Work instruction :: Output the records in full, exactly as given.

Stored data ::
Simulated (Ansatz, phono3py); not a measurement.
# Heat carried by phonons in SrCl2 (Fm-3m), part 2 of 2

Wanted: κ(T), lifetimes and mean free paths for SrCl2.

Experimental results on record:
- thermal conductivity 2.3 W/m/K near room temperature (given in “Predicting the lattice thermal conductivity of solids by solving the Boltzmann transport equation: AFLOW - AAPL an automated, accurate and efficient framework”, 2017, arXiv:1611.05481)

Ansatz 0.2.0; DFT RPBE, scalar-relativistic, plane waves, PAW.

Answer area ::
Simulated (Ansatz, phono3py); not a measurement.
# Heat carried by phonons in SrCl2 (Fm-3m), part 2 of 2

Wanted: κ(T), lifetimes and mean free paths for SrCl2.

Experimental results on record:
- thermal conductivity 2.3 W/m/K near room temperature (given in “Predicting the lattice thermal conductivity of solids by solving the Boltzmann transport equation: AFLOW - AAPL an automated, accurate and efficient framework”, 2017, arXiv:1611.05481)

Ansatz 0.2.0; DFT RPBE, scalar-relativistic, plane waves, PAW.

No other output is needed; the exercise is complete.